Data supplied -
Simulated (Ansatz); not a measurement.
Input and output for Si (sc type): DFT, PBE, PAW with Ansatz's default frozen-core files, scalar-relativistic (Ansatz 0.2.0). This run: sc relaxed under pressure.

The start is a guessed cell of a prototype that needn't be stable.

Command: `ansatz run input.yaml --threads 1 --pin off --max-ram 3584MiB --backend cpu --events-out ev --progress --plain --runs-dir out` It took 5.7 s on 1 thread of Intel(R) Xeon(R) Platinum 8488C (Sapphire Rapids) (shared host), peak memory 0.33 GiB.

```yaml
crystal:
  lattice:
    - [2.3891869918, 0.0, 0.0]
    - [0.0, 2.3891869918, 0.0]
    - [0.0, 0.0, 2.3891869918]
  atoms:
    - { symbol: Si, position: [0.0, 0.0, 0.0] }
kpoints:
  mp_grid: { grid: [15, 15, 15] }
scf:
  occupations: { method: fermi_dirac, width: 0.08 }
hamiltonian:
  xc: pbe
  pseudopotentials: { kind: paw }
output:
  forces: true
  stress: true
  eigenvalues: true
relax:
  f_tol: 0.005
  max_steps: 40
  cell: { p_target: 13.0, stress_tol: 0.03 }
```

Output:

Assignment - Write the material out again in its entirety, exactly as shown.

Exercise output -
Simulated (Ansatz); not a measurement.
Input and output for Si (sc type): DFT, PBE, PAW with Ansatz's default frozen-core files, scalar-relativistic (Ansatz 0.2.0). This run: sc relaxed under pressure.

The start is a guessed cell of a prototype that needn't be stable.

Command: `ansatz run input.yaml --threads 1 --pin off --max-ram 3584MiB --backend cpu --events-out ev --progress --plain --runs-dir out` It took 5.7 s on 1 thread of Intel(R) Xeon(R) Platinum 8488C (Sapphire Rapids) (shared host), peak memory 0.33 GiB.

```yaml
crystal:
  lattice:
    - [2.3891869918, 0.0, 0.0]
    - [0.0, 2.3891869918, 0.0]
    - [0.0, 0.0, 2.3891869918]
  atoms:
    - { symbol: Si, position: [0.0, 0.0, 0.0] }
kpoints:
  mp_grid: { grid: [15, 15, 15] }
scf:
  occupations: { method: fermi_dirac, width: 0.08 }
hamiltonian:
  xc: pbe
  pseudopotentials: { kind: paw }
output:
  forces: true
  stress: true
  eigenvalues: true
relax:
  f_tol: 0.005
  max_steps: 40
  cell: { p_target: 13.0, stress_tol: 0.03 }
```

Output:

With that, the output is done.